Assignment >> Retype every line of the data, keeping each word exactly.

Dataset extract >>

==========

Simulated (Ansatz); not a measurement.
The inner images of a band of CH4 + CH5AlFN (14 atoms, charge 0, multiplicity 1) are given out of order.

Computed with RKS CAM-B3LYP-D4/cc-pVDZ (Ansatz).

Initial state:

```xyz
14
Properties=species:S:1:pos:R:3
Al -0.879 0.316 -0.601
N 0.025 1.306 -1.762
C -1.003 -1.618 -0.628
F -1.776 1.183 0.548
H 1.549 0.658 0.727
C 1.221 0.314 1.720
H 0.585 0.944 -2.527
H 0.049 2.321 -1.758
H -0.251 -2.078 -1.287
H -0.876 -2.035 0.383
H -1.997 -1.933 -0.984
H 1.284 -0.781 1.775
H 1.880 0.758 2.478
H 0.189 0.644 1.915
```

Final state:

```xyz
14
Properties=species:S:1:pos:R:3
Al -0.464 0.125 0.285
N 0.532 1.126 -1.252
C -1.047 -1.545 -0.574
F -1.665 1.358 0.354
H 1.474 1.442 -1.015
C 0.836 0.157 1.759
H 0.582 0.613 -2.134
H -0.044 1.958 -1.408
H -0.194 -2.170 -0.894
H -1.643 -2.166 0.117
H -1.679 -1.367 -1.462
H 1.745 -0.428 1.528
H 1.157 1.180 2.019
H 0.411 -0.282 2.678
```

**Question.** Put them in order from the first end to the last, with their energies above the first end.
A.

==========

Problem solution >>
Simulated (Ansatz); not a measurement.
The inner images of a band of CH4 + CH5AlFN (14 atoms, charge 0, multiplicity 1) are given out of order.

Computed with RKS CAM-B3LYP-D4/cc-pVDZ (Ansatz).

Initial state:

```xyz
14
Properties=species:S:1:pos:R:3
Al -0.879 0.316 -0.601
N 0.025 1.306 -1.762
C -1.003 -1.618 -0.628
F -1.776 1.183 0.548
H 1.549 0.658 0.727
C 1.221 0.314 1.720
H 0.585 0.944 -2.527
H 0.049 2.321 -1.758
H -0.251 -2.078 -1.287
H -0.876 -2.035 0.383
H -1.997 -1.933 -0.984
H 1.284 -0.781 1.775
H 1.880 0.758 2.478
H 0.189 0.644 1.915
```

Final state:

```xyz
14
Properties=species:S:1:pos:R:3
Al -0.464 0.125 0.285
N 0.532 1.126 -1.252
C -1.047 -1.545 -0.574
F -1.665 1.358 0.354
H 1.474 1.442 -1.015
C 0.836 0.157 1.759
H 0.582 0.613 -2.134
H -0.044 1.958 -1.408
H -0.194 -2.170 -0.894
H -1.643 -2.166 0.117
H -1.679 -1.367 -1.462
H 1.745 -0.428 1.528
H 1.157 1.180 2.019
H 0.411 -0.282 2.678
```

**Question.** Put them in order from the first end to the last, with their energies above the first end.
A.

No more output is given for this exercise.